• [Assignment]: Nothing in the records that follow should differ once you have copied them out.

========================================================================
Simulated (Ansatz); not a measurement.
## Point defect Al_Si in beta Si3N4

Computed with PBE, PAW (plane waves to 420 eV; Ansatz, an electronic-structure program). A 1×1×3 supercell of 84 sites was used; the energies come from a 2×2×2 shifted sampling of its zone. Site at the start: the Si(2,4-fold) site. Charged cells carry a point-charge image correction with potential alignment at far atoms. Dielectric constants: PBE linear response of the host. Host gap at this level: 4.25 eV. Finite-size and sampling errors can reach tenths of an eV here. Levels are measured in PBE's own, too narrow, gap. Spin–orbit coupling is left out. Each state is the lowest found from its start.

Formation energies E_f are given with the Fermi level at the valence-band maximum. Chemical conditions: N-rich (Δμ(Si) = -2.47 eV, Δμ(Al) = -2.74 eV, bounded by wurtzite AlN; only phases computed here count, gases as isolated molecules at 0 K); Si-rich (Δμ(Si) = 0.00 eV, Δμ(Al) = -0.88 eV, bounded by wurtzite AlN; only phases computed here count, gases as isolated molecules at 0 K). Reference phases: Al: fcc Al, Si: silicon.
========================================================================

• [Answer section]:
Simulated (Ansatz); not a measurement.
## Point defect Al_Si in beta Si3N4

Computed with PBE, PAW (plane waves to 420 eV; Ansatz, an electronic-structure program). A 1×1×3 supercell of 84 sites was used; the energies come from a 2×2×2 shifted sampling of its zone. Site at the start: the Si(2,4-fold) site. Charged cells carry a point-charge image correction with potential alignment at far atoms. Dielectric constants: PBE linear response of the host. Host gap at this level: 4.25 eV. Finite-size and sampling errors can reach tenths of an eV here. Levels are measured in PBE's own, too narrow, gap. Spin–orbit coupling is left out. Each state is the lowest found from its start.

Formation energies E_f are given with the Fermi level at the valence-band maximum. Chemical conditions: N-rich (Δμ(Si) = -2.47 eV, Δμ(Al) = -2.74 eV, bounded by wurtzite AlN; only phases computed here count, gases as isolated molecules at 0 K); Si-rich (Δμ(Si) = 0.00 eV, Δμ(Al) = -0.88 eV, bounded by wurtzite AlN; only phases computed here count, gases as isolated molecules at 0 K). Reference phases: Al: fcc Al, Si: silicon.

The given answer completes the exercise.